--- ACTION ITEM ---
What is needed is an exact copy of the lines in the listing below, from the one with "The structure of" up to and including the one with "The reaction that", with no other lines.

━━━━━ DATA EXCERPTS

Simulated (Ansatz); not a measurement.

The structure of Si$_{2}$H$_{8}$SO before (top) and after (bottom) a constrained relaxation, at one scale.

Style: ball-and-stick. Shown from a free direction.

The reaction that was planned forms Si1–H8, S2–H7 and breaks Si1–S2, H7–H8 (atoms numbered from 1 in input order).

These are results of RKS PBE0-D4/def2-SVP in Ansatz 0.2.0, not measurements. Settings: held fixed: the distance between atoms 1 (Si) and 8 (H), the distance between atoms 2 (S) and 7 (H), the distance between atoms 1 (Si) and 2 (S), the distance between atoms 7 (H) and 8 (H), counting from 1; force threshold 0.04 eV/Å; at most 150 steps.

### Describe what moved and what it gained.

━━━━━━━━━━

--- YOUR SOLUTION ---
The structure of Si$_{2}$H$_{8}$SO before (top) and after (bottom) a constrained relaxation, at one scale.

Style: ball-and-stick. Shown from a free direction.

The reaction that was planned forms Si1–H8, S2–H7 and breaks Si1–S2, H7–H8 (atoms numbered from 1 in input order).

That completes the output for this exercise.